All lines from the opening of the data to the line containing "Question: Predict the relaxed volume." must be returned unchanged, and only those lines.

[GIVEN INFORMATION]

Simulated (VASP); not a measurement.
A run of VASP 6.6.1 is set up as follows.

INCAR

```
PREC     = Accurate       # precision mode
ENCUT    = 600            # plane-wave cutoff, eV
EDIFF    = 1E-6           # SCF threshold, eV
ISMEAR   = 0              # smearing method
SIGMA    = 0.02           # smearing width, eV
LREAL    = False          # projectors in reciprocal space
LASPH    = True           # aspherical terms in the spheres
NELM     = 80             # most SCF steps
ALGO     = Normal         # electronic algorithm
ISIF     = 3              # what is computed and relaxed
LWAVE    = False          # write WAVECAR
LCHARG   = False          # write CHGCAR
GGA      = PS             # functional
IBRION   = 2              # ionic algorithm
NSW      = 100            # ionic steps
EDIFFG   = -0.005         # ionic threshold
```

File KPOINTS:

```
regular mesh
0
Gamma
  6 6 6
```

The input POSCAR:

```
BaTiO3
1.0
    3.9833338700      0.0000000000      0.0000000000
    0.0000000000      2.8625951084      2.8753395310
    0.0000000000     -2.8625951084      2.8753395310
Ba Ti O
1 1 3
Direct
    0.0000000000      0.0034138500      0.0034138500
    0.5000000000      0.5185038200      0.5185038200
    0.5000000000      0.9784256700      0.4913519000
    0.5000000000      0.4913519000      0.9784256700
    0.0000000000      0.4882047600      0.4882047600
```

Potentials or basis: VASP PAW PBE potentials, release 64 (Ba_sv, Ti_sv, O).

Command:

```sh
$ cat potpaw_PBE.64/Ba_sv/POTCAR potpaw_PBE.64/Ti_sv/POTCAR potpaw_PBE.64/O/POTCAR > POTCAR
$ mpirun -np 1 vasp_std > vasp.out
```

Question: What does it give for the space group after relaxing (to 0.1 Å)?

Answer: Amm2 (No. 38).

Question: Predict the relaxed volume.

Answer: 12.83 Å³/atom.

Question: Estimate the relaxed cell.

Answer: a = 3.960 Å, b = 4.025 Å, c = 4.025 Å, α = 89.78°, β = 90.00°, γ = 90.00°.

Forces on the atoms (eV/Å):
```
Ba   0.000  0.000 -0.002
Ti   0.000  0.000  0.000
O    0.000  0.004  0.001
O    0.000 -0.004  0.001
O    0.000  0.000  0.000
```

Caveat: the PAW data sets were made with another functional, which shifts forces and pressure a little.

[/GIVEN INFORMATION]

• EXERCISE ANSWER:
Simulated (VASP); not a measurement.
A run of VASP 6.6.1 is set up as follows.

INCAR

```
PREC     = Accurate       # precision mode
ENCUT    = 600            # plane-wave cutoff, eV
EDIFF    = 1E-6           # SCF threshold, eV
ISMEAR   = 0              # smearing method
SIGMA    = 0.02           # smearing width, eV
LREAL    = False          # projectors in reciprocal space
LASPH    = True           # aspherical terms in the spheres
NELM     = 80             # most SCF steps
ALGO     = Normal         # electronic algorithm
ISIF     = 3              # what is computed and relaxed
LWAVE    = False          # write WAVECAR
LCHARG   = False          # write CHGCAR
GGA      = PS             # functional
IBRION   = 2              # ionic algorithm
NSW      = 100            # ionic steps
EDIFFG   = -0.005         # ionic threshold
```

File KPOINTS:

```
regular mesh
0
Gamma
  6 6 6
```

The input POSCAR:

```
BaTiO3
1.0
    3.9833338700      0.0000000000      0.0000000000
    0.0000000000      2.8625951084      2.8753395310
    0.0000000000     -2.8625951084      2.8753395310
Ba Ti O
1 1 3
Direct
    0.0000000000      0.0034138500      0.0034138500
    0.5000000000      0.5185038200      0.5185038200
    0.5000000000      0.9784256700      0.4913519000
    0.5000000000      0.4913519000      0.9784256700
    0.0000000000      0.4882047600      0.4882047600
```

Potentials or basis: VASP PAW PBE potentials, release 64 (Ba_sv, Ti_sv, O).

Command:

```sh
$ cat potpaw_PBE.64/Ba_sv/POTCAR potpaw_PBE.64/Ti_sv/POTCAR potpaw_PBE.64/O/POTCAR > POTCAR
$ mpirun -np 1 vasp_std > vasp.out
```

Question: What does it give for the space group after relaxing (to 0.1 Å)?

Answer: Amm2 (No. 38).

Question: Predict the relaxed volume.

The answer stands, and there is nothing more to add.